*Material provided*.
..........
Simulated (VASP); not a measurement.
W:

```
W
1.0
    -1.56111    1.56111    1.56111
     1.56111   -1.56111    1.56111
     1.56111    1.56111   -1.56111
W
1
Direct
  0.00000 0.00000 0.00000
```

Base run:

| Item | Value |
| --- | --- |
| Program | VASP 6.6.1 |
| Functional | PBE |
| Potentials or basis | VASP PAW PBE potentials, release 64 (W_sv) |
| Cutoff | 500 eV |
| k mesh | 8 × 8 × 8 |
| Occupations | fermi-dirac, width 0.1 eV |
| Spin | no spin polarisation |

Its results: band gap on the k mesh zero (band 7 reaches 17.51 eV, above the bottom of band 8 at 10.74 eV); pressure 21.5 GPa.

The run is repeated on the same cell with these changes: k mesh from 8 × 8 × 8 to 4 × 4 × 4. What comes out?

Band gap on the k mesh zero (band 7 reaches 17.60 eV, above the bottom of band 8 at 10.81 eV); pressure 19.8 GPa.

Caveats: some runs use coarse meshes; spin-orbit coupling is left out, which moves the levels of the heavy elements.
..........

*Action item*. Each line of the material is to be returned precisely as written.

*Your response*.
Simulated (VASP); not a measurement.
W:

```
W
1.0
    -1.56111    1.56111    1.56111
     1.56111   -1.56111    1.56111
     1.56111    1.56111   -1.56111
W
1
Direct
  0.00000 0.00000 0.00000
```

Base run:

| Item | Value |
| --- | --- |
| Program | VASP 6.6.1 |
| Functional | PBE |
| Potentials or basis | VASP PAW PBE potentials, release 64 (W_sv) |
| Cutoff | 500 eV |
| k mesh | 8 × 8 × 8 |
| Occupations | fermi-dirac, width 0.1 eV |
| Spin | no spin polarisation |

Its results: band gap on the k mesh zero (band 7 reaches 17.51 eV, above the bottom of band 8 at 10.74 eV); pressure 21.5 GPa.

The run is repeated on the same cell with these changes: k mesh from 8 × 8 × 8 to 4 × 4 × 4. What comes out?

Band gap on the k mesh zero (band 7 reaches 17.60 eV, above the bottom of band 8 at 10.81 eV); pressure 19.8 GPa.

Caveats: some runs use coarse meshes; spin-orbit coupling is left out, which moves the levels of the heavy elements.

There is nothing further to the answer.